_MATERIAL PROVIDED:_
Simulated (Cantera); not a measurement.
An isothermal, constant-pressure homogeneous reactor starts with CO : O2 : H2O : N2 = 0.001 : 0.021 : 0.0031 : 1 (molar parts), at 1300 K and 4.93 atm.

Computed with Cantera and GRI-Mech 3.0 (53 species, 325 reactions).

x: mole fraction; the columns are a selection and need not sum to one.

_ACTION ITEM:_ From the first line to the last, retype the data exactly.

_RESPONSE AREA:_
Simulated (Cantera); not a measurement.
An isothermal, constant-pressure homogeneous reactor starts with CO : O2 : H2O : N2 = 0.001 : 0.021 : 0.0031 : 1 (molar parts), at 1300 K and 4.93 atm.

Computed with Cantera and GRI-Mech 3.0 (53 species, 325 reactions).

x: mole fraction; the columns are a selection and need not sum to one.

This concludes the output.